EXERCISE: Each of the lines below must be restated exactly.

○ ○ ○ ○ ○ ○ ○

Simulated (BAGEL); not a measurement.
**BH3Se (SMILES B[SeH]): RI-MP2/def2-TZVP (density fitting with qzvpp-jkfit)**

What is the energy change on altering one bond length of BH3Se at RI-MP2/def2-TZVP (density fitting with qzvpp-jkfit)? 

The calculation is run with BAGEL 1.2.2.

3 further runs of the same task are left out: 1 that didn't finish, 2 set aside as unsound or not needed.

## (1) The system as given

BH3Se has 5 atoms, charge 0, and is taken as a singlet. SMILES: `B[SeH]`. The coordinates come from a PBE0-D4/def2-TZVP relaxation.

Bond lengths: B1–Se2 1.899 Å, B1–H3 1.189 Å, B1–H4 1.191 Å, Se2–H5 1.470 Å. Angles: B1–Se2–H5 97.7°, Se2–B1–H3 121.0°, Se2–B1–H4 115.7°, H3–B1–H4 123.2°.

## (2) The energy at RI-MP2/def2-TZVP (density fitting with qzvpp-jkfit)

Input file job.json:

○ ○ ○ ○ ○ ○ ○

ANSWER SPACE:
Simulated (BAGEL); not a measurement.
**BH3Se (SMILES B[SeH]): RI-MP2/def2-TZVP (density fitting with qzvpp-jkfit)**

What is the energy change on altering one bond length of BH3Se at RI-MP2/def2-TZVP (density fitting with qzvpp-jkfit)? 

The calculation is run with BAGEL 1.2.2.

3 further runs of the same task are left out: 1 that didn't finish, 2 set aside as unsound or not needed.

## (1) The system as given

BH3Se has 5 atoms, charge 0, and is taken as a singlet. SMILES: `B[SeH]`. The coordinates come from a PBE0-D4/def2-TZVP relaxation.

Bond lengths: B1–Se2 1.899 Å, B1–H3 1.189 Å, B1–H4 1.191 Å, Se2–H5 1.470 Å. Angles: B1–Se2–H5 97.7°, Se2–B1–H3 121.0°, Se2–B1–H4 115.7°, H3–B1–H4 123.2°.

## (2) The energy at RI-MP2/def2-TZVP (density fitting with qzvpp-jkfit)

Input file job.json:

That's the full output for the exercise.